:: Work instruction ::
Copy out each line from the start of the material below until the line with "Run record: tight-binding", that line included.

#####

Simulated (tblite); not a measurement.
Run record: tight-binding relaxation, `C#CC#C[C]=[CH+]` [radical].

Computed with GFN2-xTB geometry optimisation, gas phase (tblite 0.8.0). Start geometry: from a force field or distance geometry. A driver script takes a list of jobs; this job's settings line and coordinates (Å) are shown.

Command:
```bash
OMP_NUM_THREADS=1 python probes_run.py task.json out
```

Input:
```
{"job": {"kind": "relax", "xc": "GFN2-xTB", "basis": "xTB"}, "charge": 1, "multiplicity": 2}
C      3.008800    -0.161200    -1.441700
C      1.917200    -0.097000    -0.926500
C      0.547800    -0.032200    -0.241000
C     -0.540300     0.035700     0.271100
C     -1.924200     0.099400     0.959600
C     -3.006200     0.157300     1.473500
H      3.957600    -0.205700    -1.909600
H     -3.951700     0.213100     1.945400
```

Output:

#####

:: Written response ::
Simulated (tblite); not a measurement.
Run record: tight-binding relaxation, `C#CC#C[C]=[CH+]` [radical].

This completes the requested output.